┌──

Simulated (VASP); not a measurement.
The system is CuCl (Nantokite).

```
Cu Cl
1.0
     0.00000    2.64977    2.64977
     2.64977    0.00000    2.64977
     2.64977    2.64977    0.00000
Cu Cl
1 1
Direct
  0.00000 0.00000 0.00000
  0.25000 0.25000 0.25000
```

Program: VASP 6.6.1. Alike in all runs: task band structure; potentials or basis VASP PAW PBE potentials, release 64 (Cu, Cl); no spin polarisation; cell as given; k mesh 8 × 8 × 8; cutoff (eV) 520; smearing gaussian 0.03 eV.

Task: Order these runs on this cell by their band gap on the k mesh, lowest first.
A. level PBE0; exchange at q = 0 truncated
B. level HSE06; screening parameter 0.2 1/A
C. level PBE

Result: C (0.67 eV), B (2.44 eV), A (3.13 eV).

└──

• [Task item]
Of the entries listed above, reproduce only the lines starting at the line containing "The system is CuCl (Nantokite)." and ending at the line containing "C. level PBE". Include both, exactly as they stand.

• [Reply]
The system is CuCl (Nantokite).

```
Cu Cl
1.0
     0.00000    2.64977    2.64977
     2.64977    0.00000    2.64977
     2.64977    2.64977    0.00000
Cu Cl
1 1
Direct
  0.00000 0.00000 0.00000
  0.25000 0.25000 0.25000
```

Program: VASP 6.6.1. Alike in all runs: task band structure; potentials or basis VASP PAW PBE potentials, release 64 (Cu, Cl); no spin polarisation; cell as given; k mesh 8 × 8 × 8; cutoff (eV) 520; smearing gaussian 0.03 eV.

Task: Order these runs on this cell by their band gap on the k mesh, lowest first.
A. level PBE0; exchange at q = 0 truncated
B. level HSE06; screening parameter 0.2 1/A
C. level PBE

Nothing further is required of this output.